### Requirement
Copy verbatim the block of lines in the entries below whose first line contains "cell | 72 | 72 |" and whose last line contains "Which values does Ansatz return?". Leave out all other lines.

Top of Exercise data

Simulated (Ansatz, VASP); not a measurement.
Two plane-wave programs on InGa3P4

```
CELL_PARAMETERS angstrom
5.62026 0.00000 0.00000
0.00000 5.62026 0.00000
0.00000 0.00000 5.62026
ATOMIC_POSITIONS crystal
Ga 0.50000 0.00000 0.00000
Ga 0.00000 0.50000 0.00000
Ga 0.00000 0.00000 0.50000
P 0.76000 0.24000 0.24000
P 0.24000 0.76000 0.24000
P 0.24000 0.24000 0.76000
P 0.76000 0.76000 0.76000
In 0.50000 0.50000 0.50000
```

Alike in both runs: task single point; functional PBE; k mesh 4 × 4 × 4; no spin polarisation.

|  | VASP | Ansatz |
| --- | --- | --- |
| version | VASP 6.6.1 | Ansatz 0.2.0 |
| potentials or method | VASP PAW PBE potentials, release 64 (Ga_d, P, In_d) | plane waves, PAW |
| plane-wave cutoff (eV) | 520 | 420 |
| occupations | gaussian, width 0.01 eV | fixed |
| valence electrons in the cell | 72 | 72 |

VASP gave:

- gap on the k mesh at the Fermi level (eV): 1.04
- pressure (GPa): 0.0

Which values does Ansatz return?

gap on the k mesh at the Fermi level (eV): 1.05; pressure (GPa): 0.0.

Bottom of Exercise data

### Reply
| valence electrons in the cell | 72 | 72 |

VASP gave:

- gap on the k mesh at the Fermi level (eV): 1.04
- pressure (GPa): 0.0

Which values does Ansatz return?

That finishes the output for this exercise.